Copy out every record below with complete accuracy.

Start of Data listing

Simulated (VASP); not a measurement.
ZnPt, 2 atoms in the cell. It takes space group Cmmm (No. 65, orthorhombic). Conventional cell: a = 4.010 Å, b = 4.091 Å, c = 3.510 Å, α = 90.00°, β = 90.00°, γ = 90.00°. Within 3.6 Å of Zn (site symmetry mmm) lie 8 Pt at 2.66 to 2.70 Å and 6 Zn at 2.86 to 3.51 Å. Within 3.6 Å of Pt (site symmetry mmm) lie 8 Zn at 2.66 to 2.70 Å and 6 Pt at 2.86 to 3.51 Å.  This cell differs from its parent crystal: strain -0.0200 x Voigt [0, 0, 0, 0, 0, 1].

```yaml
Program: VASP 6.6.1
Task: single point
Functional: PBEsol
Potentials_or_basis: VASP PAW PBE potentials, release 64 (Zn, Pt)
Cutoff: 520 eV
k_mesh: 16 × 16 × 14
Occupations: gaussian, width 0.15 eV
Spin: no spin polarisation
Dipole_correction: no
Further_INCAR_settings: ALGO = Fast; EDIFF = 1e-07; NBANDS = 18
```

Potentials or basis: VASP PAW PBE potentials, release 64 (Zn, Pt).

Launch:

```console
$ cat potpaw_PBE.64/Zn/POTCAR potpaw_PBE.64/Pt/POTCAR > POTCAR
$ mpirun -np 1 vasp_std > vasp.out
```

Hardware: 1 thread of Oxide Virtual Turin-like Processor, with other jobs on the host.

End of Data listing

- [Task solution]
Simulated (VASP); not a measurement.
ZnPt, 2 atoms in the cell. It takes space group Cmmm (No. 65, orthorhombic). Conventional cell: a = 4.010 Å, b = 4.091 Å, c = 3.510 Å, α = 90.00°, β = 90.00°, γ = 90.00°. Within 3.6 Å of Zn (site symmetry mmm) lie 8 Pt at 2.66 to 2.70 Å and 6 Zn at 2.86 to 3.51 Å. Within 3.6 Å of Pt (site symmetry mmm) lie 8 Zn at 2.66 to 2.70 Å and 6 Pt at 2.86 to 3.51 Å.  This cell differs from its parent crystal: strain -0.0200 x Voigt [0, 0, 0, 0, 0, 1].

```yaml
Program: VASP 6.6.1
Task: single point
Functional: PBEsol
Potentials_or_basis: VASP PAW PBE potentials, release 64 (Zn, Pt)
Cutoff: 520 eV
k_mesh: 16 × 16 × 14
Occupations: gaussian, width 0.15 eV
Spin: no spin polarisation
Dipole_correction: no
Further_INCAR_settings: ALGO = Fast; EDIFF = 1e-07; NBANDS = 18
```

Potentials or basis: VASP PAW PBE potentials, release 64 (Zn, Pt).

Launch:

```console
$ cat potpaw_PBE.64/Zn/POTCAR potpaw_PBE.64/Pt/POTCAR > POTCAR
$ mpirun -np 1 vasp_std > vasp.out
```

Hardware: 1 thread of Oxide Virtual Turin-like Processor, with other jobs on the host.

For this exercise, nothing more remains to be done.